### Listed records:
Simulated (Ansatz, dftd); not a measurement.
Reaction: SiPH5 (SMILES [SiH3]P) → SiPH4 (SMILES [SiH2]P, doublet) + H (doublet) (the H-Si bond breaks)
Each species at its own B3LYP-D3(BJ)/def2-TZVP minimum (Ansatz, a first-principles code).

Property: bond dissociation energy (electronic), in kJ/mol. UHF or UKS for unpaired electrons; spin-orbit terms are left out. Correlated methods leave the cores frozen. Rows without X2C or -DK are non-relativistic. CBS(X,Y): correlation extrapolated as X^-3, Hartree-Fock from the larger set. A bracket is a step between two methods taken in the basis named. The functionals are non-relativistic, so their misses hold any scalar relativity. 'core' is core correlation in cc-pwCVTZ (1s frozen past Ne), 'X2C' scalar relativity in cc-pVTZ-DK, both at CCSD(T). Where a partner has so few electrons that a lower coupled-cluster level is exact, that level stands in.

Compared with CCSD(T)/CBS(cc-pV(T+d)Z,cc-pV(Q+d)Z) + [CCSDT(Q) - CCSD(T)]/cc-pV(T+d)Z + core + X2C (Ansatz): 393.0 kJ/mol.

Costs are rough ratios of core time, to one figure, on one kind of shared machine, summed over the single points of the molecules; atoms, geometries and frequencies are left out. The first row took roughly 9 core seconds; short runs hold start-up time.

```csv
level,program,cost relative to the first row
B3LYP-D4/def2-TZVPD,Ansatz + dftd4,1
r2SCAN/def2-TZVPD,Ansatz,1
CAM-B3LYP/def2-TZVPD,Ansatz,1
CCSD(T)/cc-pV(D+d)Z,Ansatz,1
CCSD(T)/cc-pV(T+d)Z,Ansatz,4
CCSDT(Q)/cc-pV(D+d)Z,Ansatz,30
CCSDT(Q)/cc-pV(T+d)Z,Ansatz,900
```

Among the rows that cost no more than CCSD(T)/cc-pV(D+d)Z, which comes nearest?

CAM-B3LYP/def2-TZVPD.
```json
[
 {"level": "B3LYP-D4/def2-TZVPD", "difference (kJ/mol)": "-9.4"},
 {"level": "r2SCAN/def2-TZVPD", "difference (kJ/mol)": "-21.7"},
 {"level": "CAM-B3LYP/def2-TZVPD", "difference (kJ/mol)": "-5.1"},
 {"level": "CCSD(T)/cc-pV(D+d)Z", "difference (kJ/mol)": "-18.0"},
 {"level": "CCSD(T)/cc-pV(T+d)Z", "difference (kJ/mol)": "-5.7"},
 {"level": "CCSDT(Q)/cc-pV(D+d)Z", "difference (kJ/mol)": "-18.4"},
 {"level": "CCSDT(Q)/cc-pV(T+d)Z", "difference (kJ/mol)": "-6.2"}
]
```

### Task item:
Copy every line of the data above, beginning with the first and ending with the line that contains "Property: bond dissociation", and give nothing more.

### Written solution:
Simulated (Ansatz, dftd); not a measurement.
Reaction: SiPH5 (SMILES [SiH3]P) → SiPH4 (SMILES [SiH2]P, doublet) + H (doublet) (the H-Si bond breaks)
Each species at its own B3LYP-D3(BJ)/def2-TZVP minimum (Ansatz, a first-principles code).

Property: bond dissociation energy (electronic), in kJ/mol. UHF or UKS for unpaired electrons; spin-orbit terms are left out. Correlated methods leave the cores frozen. Rows without X2C or -DK are non-relativistic. CBS(X,Y): correlation extrapolated as X^-3, Hartree-Fock from the larger set. A bracket is a step between two methods taken in the basis named. The functionals are non-relativistic, so their misses hold any scalar relativity. 'core' is core correlation in cc-pwCVTZ (1s frozen past Ne), 'X2C' scalar relativity in cc-pVTZ-DK, both at CCSD(T). Where a partner has so few electrons that a lower coupled-cluster level is exact, that level stands in.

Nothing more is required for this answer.